### Required action:
Return all entries below exactly. Skip nothing.

### Data section:
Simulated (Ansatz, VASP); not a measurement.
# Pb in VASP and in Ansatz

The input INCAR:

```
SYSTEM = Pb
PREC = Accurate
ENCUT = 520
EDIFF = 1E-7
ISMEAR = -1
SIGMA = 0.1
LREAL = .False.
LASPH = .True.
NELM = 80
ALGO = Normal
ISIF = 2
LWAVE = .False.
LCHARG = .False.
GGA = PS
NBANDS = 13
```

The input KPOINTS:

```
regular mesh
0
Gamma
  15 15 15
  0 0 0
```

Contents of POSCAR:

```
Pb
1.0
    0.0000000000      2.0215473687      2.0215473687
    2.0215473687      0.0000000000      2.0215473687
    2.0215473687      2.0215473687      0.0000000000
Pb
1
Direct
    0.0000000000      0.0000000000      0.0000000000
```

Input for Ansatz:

### Task result:
Simulated (Ansatz, VASP); not a measurement.
# Pb in VASP and in Ansatz

The input INCAR:

```
SYSTEM = Pb
PREC = Accurate
ENCUT = 520
EDIFF = 1E-7
ISMEAR = -1
SIGMA = 0.1
LREAL = .False.
LASPH = .True.
NELM = 80
ALGO = Normal
ISIF = 2
LWAVE = .False.
LCHARG = .False.
GGA = PS
NBANDS = 13
```

The input KPOINTS:

```
regular mesh
0
Gamma
  15 15 15
  0 0 0
```

Contents of POSCAR:

```
Pb
1.0
    0.0000000000      2.0215473687      2.0215473687
    2.0215473687      0.0000000000      2.0215473687
    2.0215473687      2.0215473687      0.0000000000
Pb
1
Direct
    0.0000000000      0.0000000000      0.0000000000
```

Input for Ansatz:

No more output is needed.